(Beginning of Information given)

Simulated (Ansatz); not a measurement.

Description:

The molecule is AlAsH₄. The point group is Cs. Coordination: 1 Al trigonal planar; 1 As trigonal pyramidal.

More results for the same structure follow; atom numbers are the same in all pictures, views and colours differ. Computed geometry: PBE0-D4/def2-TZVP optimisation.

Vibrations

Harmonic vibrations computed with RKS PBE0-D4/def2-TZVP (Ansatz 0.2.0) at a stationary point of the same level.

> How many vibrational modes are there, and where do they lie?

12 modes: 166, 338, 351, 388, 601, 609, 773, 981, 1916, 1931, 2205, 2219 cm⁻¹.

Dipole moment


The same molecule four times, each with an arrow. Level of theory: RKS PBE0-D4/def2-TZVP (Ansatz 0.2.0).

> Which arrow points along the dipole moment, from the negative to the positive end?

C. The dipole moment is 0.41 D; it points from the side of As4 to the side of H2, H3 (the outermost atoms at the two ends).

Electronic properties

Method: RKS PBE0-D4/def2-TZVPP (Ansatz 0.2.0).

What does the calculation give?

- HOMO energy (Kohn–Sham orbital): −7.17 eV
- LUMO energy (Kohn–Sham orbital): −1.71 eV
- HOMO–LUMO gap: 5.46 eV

(End of Information given)

- [Required action] The entries above hold the needed span. Transcribe exactly the lines from the one with "More results for" to the one with "do they lie?", both included.

- [Written reply]
More results for the same structure follow; atom numbers are the same in all pictures, views and colours differ. Computed geometry: PBE0-D4/def2-TZVP optimisation.

Vibrations

Harmonic vibrations computed with RKS PBE0-D4/def2-TZVP (Ansatz 0.2.0) at a stationary point of the same level.

> How many vibrational modes are there, and where do they lie?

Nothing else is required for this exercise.